REQUIRED ACTION: Where the material below has a line containing "## Single-point calculation, with", start repeating exactly, and keep going through the line containing "The structure derives", with no other lines.

DATA LISTING:
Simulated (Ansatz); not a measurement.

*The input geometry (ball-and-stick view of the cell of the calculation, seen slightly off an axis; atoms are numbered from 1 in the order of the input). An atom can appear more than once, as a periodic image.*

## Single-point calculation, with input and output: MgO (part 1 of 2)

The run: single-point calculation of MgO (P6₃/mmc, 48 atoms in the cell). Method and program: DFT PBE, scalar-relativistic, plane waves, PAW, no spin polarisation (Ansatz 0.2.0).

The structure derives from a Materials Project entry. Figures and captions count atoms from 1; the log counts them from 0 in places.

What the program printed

TASK OUTPUT:
## Single-point calculation, with input and output: MgO (part 1 of 2)

The run: single-point calculation of MgO (P6₃/mmc, 48 atoms in the cell). Method and program: DFT PBE, scalar-relativistic, plane waves, PAW, no spin polarisation (Ansatz 0.2.0).

The structure derives from a Materials Project entry. Figures and captions count atoms from 1; the log counts them from 0 in places.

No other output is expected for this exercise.